- **Activity**: The answer must be the full listing, written out exactly.

- **Data for analysis**:
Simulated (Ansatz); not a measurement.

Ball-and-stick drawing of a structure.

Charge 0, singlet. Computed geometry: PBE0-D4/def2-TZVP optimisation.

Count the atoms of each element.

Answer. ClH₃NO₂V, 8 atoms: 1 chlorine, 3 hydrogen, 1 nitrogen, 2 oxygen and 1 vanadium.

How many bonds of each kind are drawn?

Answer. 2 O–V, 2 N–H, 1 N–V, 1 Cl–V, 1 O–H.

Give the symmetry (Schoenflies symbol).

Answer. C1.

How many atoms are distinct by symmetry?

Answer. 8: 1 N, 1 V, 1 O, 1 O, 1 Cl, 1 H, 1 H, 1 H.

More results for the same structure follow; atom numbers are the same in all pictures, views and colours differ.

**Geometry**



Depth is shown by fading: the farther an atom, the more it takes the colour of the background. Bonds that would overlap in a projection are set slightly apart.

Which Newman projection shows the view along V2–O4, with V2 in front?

- **Written reply**:
Simulated (Ansatz); not a measurement.

Ball-and-stick drawing of a structure.

Charge 0, singlet. Computed geometry: PBE0-D4/def2-TZVP optimisation.

Count the atoms of each element.

Answer. ClH₃NO₂V, 8 atoms: 1 chlorine, 3 hydrogen, 1 nitrogen, 2 oxygen and 1 vanadium.

How many bonds of each kind are drawn?

Answer. 2 O–V, 2 N–H, 1 N–V, 1 Cl–V, 1 O–H.

Give the symmetry (Schoenflies symbol).

Answer. C1.

How many atoms are distinct by symmetry?

Answer. 8: 1 N, 1 V, 1 O, 1 O, 1 Cl, 1 H, 1 H, 1 H.

More results for the same structure follow; atom numbers are the same in all pictures, views and colours differ.

**Geometry**



Depth is shown by fading: the farther an atom, the more it takes the colour of the background. Bonds that would overlap in a projection are set slightly apart.

Which Newman projection shows the view along V2–O4, with V2 in front?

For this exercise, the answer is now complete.